Brief: Retype, without any change, the first line of the records and every line after it through the one containing "Run time: 24".

*** Begin section ***

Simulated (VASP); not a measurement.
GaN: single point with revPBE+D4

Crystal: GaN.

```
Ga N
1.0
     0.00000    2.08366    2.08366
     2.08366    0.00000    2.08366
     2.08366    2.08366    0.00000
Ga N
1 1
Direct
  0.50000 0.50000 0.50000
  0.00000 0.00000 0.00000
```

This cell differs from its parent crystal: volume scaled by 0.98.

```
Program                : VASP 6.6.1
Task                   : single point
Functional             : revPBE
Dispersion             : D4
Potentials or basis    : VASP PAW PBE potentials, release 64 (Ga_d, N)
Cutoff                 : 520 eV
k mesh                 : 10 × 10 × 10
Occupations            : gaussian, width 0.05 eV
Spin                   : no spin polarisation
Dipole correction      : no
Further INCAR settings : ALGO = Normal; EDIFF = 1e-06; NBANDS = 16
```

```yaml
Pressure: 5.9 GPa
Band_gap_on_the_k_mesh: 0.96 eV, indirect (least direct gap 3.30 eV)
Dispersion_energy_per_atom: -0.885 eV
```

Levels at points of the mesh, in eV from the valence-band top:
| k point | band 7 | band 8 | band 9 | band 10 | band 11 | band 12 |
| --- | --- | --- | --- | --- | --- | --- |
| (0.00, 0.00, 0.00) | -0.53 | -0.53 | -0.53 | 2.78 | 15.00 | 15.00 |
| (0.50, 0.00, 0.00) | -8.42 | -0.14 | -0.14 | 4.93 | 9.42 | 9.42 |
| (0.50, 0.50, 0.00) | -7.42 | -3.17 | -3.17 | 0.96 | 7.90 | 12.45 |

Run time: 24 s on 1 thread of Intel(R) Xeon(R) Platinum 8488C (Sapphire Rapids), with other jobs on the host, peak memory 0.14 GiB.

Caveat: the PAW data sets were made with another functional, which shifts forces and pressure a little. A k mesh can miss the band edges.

*** End section ***

Response:
Simulated (VASP); not a measurement.
GaN: single point with revPBE+D4

Crystal: GaN.

```
Ga N
1.0
     0.00000    2.08366    2.08366
     2.08366    0.00000    2.08366
     2.08366    2.08366    0.00000
Ga N
1 1
Direct
  0.50000 0.50000 0.50000
  0.00000 0.00000 0.00000
```

This cell differs from its parent crystal: volume scaled by 0.98.

```
Program                : VASP 6.6.1
Task                   : single point
Functional             : revPBE
Dispersion             : D4
Potentials or basis    : VASP PAW PBE potentials, release 64 (Ga_d, N)
Cutoff                 : 520 eV
k mesh                 : 10 × 10 × 10
Occupations            : gaussian, width 0.05 eV
Spin                   : no spin polarisation
Dipole correction      : no
Further INCAR settings : ALGO = Normal; EDIFF = 1e-06; NBANDS = 16
```

```yaml
Pressure: 5.9 GPa
Band_gap_on_the_k_mesh: 0.96 eV, indirect (least direct gap 3.30 eV)
Dispersion_energy_per_atom: -0.885 eV
```

Levels at points of the mesh, in eV from the valence-band top:
| k point | band 7 | band 8 | band 9 | band 10 | band 11 | band 12 |
| --- | --- | --- | --- | --- | --- | --- |
| (0.00, 0.00, 0.00) | -0.53 | -0.53 | -0.53 | 2.78 | 15.00 | 15.00 |
| (0.50, 0.00, 0.00) | -8.42 | -0.14 | -0.14 | 4.93 | 9.42 | 9.42 |
| (0.50, 0.50, 0.00) | -7.42 | -3.17 | -3.17 | 0.96 | 7.90 | 12.45 |

Run time: 24 s on 1 thread of Intel(R) Xeon(R) Platinum 8488C (Sapphire Rapids), with other jobs on the host, peak memory 0.14 GiB.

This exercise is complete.